= WORK REQUEST =
Please write out exactly, and only, the lines from the first in the material below to the line containing "All numbers below", both included.

§ §
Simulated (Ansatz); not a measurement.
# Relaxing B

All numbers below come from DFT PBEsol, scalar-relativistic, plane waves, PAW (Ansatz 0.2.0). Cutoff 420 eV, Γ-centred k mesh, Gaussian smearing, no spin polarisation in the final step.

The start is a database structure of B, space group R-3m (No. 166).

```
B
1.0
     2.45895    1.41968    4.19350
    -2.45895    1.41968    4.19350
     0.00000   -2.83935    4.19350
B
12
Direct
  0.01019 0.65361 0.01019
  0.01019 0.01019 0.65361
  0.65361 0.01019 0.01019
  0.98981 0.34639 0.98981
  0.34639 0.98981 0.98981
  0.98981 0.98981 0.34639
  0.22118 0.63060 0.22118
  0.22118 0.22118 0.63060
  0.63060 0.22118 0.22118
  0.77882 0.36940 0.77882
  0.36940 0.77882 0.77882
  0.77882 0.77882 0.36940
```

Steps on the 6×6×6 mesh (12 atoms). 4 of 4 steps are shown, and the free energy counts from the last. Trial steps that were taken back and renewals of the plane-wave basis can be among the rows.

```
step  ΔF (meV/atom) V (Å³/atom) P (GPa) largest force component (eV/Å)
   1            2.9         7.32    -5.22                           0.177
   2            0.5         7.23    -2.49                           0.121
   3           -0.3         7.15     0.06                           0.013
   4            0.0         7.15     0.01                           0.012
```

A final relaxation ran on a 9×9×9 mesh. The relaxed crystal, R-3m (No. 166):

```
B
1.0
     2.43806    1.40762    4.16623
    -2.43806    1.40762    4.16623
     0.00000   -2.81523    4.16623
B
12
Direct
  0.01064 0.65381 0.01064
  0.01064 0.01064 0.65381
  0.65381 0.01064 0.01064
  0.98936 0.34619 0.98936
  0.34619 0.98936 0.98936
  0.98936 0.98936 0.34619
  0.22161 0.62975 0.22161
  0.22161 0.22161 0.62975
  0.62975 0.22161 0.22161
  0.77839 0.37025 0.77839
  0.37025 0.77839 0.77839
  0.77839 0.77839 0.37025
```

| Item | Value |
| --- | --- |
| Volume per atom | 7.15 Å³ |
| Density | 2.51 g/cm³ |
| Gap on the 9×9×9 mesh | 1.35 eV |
§ §

= TASK RESULT =
Simulated (Ansatz); not a measurement.
# Relaxing B

All numbers below come from DFT PBEsol, scalar-relativistic, plane waves, PAW (Ansatz 0.2.0). Cutoff 420 eV, Γ-centred k mesh, Gaussian smearing, no spin polarisation in the final step.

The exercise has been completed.